▶ **WORK INSTRUCTION**:
The entire listing below must be written out word for word.

━━━ ENTRIES SUPPLIED ━━━

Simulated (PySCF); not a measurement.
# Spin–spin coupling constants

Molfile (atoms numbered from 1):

━━━

▶ **TASK RESULT**:
Simulated (PySCF); not a measurement.
# Spin–spin coupling constants

Molfile (atoms numbered from 1):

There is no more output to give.